Assigned task: Print the full listing below exactly, keeping every character as it stands.

START Extracted information

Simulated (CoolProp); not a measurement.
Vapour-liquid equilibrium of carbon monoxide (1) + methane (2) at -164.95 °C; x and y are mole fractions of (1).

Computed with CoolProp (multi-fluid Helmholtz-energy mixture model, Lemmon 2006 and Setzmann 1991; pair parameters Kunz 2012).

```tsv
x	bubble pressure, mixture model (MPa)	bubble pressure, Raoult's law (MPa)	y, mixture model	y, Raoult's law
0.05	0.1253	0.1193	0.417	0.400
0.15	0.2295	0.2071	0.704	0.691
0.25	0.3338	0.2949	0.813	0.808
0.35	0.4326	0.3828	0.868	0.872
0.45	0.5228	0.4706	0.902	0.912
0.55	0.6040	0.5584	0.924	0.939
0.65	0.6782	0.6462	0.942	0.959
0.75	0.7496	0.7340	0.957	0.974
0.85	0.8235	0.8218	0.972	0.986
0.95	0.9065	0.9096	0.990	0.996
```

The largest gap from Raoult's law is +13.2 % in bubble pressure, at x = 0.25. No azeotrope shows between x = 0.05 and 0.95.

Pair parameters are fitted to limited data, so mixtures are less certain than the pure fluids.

END Extracted information

Exercise solution:
Simulated (CoolProp); not a measurement.
Vapour-liquid equilibrium of carbon monoxide (1) + methane (2) at -164.95 °C; x and y are mole fractions of (1).

Computed with CoolProp (multi-fluid Helmholtz-energy mixture model, Lemmon 2006 and Setzmann 1991; pair parameters Kunz 2012).

```tsv
x	bubble pressure, mixture model (MPa)	bubble pressure, Raoult's law (MPa)	y, mixture model	y, Raoult's law
0.05	0.1253	0.1193	0.417	0.400
0.15	0.2295	0.2071	0.704	0.691
0.25	0.3338	0.2949	0.813	0.808
0.35	0.4326	0.3828	0.868	0.872
0.45	0.5228	0.4706	0.902	0.912
0.55	0.6040	0.5584	0.924	0.939
0.65	0.6782	0.6462	0.942	0.959
0.75	0.7496	0.7340	0.957	0.974
0.85	0.8235	0.8218	0.972	0.986
0.95	0.9065	0.9096	0.990	0.996
```

The largest gap from Raoult's law is +13.2 % in bubble pressure, at x = 0.25. No azeotrope shows between x = 0.05 and 0.95.

Pair parameters are fitted to limited data, so mixtures are less certain than the pure fluids.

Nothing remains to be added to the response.